#### Assigned task
Only one span of the listing below should come back. It runs from the line with "Species: C5H9N2P." through the line with "C7; H17 on C8)", and each of its lines must be reproduced exactly.

#### Data to examine
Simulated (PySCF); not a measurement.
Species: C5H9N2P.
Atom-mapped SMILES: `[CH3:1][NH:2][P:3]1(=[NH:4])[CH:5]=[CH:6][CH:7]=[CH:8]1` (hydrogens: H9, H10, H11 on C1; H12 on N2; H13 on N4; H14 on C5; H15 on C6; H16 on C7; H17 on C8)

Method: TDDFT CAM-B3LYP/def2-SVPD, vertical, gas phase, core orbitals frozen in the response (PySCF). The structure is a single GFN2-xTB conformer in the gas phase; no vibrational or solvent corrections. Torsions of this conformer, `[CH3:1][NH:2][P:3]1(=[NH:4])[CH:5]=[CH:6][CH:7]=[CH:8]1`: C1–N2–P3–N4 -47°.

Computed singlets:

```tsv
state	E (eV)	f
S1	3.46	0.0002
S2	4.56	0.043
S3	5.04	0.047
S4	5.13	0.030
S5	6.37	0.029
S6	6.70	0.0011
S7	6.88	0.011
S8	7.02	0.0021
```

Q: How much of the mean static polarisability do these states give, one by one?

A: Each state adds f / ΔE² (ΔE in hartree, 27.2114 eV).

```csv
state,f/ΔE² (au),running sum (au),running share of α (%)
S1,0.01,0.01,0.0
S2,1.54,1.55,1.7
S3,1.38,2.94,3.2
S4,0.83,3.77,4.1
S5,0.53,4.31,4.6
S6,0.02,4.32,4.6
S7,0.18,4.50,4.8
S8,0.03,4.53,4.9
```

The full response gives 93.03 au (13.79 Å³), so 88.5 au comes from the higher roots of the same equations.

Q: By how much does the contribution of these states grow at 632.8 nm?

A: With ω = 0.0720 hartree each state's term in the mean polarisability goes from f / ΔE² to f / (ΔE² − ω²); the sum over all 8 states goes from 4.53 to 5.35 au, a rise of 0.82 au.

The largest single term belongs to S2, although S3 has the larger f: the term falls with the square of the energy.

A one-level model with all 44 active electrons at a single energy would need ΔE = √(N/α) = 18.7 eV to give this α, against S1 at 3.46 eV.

#### Response
Species: C5H9N2P.
Atom-mapped SMILES: `[CH3:1][NH:2][P:3]1(=[NH:4])[CH:5]=[CH:6][CH:7]=[CH:8]1` (hydrogens: H9, H10, H11 on C1; H12 on N2; H13 on N4; H14 on C5; H15 on C6; H16 on C7; H17 on C8)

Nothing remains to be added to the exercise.